#### Assignment
Could you copy the lines below exactly, leaving none out?

#### Material supplied
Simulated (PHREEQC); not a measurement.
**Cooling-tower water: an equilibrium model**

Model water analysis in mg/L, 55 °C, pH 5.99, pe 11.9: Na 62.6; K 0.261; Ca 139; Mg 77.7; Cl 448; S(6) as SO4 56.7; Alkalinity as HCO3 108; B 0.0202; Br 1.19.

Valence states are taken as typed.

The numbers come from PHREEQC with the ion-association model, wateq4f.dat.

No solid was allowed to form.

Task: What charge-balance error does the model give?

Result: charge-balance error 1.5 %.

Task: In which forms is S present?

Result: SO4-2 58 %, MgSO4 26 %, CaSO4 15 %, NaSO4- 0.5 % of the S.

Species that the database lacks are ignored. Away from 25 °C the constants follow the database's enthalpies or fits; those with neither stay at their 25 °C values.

#### Written answer
Simulated (PHREEQC); not a measurement.
**Cooling-tower water: an equilibrium model**

Model water analysis in mg/L, 55 °C, pH 5.99, pe 11.9: Na 62.6; K 0.261; Ca 139; Mg 77.7; Cl 448; S(6) as SO4 56.7; Alkalinity as HCO3 108; B 0.0202; Br 1.19.

Valence states are taken as typed.

The numbers come from PHREEQC with the ion-association model, wateq4f.dat.

No solid was allowed to form.

Task: What charge-balance error does the model give?

Result: charge-balance error 1.5 %.

Task: In which forms is S present?

Result: SO4-2 58 %, MgSO4 26 %, CaSO4 15 %, NaSO4- 0.5 % of the S.

Species that the database lacks are ignored. Away from 25 °C the constants follow the database's enthalpies or fits; those with neither stay at their 25 °C values.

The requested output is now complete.